▶ _Dataset_
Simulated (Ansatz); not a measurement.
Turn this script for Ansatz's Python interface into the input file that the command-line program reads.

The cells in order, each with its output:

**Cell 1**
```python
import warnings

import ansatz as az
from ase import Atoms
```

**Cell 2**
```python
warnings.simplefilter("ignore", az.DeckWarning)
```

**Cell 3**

▶ _Work instruction_
Taking no liberties, give the material above again in full.

▶ _Problem solution_
Simulated (Ansatz); not a measurement.
Turn this script for Ansatz's Python interface into the input file that the command-line program reads.

The cells in order, each with its output:

**Cell 1**
```python
import warnings

import ansatz as az
from ase import Atoms
```

**Cell 2**
```python
warnings.simplefilter("ignore", az.DeckWarning)
```

**Cell 3**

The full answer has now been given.